*Activity*:
Give every line of the listing back, exactly as written.

*Material shown*:
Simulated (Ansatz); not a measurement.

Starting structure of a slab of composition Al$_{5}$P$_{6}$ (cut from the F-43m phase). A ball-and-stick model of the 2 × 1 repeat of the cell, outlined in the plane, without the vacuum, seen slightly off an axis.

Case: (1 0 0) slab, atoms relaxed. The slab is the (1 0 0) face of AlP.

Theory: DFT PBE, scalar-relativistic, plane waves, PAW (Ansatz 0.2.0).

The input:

*Response box*:
Simulated (Ansatz); not a measurement.

Starting structure of a slab of composition Al$_{5}$P$_{6}$ (cut from the F-43m phase). A ball-and-stick model of the 2 × 1 repeat of the cell, outlined in the plane, without the vacuum, seen slightly off an axis.

Case: (1 0 0) slab, atoms relaxed. The slab is the (1 0 0) face of AlP.

Theory: DFT PBE, scalar-relativistic, plane waves, PAW (Ansatz 0.2.0).

The input:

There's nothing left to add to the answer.